##### Information provided

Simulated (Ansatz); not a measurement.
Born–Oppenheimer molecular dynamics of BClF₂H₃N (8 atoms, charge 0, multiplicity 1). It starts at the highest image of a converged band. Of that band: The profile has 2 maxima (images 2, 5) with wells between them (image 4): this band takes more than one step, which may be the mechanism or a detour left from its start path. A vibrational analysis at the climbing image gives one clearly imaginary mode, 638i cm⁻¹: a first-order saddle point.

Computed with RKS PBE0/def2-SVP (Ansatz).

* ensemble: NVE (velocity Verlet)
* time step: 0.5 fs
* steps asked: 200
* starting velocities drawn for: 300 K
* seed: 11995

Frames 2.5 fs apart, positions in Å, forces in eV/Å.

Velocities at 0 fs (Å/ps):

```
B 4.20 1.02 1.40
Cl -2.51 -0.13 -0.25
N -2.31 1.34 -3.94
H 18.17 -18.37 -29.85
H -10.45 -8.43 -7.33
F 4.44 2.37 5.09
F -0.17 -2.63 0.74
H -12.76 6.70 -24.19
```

##########

» Activity: Reproduce word for word the lines of the records above, beginning at the first and ending with the line where "step: 0.5 fs" appears, and nothing past it.

» Response box:
Simulated (Ansatz); not a measurement.
Born–Oppenheimer molecular dynamics of BClF₂H₃N (8 atoms, charge 0, multiplicity 1). It starts at the highest image of a converged band. Of that band: The profile has 2 maxima (images 2, 5) with wells between them (image 4): this band takes more than one step, which may be the mechanism or a detour left from its start path. A vibrational analysis at the climbing image gives one clearly imaginary mode, 638i cm⁻¹: a first-order saddle point.

Computed with RKS PBE0/def2-SVP (Ansatz).

* ensemble: NVE (velocity Verlet)
* time step: 0.5 fs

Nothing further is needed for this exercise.